Activity →
Nothing in the listing below should be skipped, so transcribe it all exactly.

Recorded information →
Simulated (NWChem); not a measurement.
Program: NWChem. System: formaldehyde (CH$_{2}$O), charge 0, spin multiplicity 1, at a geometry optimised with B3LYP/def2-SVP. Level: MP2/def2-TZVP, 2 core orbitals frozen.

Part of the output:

Exercise answer →
Simulated (NWChem); not a measurement.
Program: NWChem. System: formaldehyde (CH$_{2}$O), charge 0, spin multiplicity 1, at a geometry optimised with B3LYP/def2-SVP. Level: MP2/def2-TZVP, 2 core orbitals frozen.

Part of the output:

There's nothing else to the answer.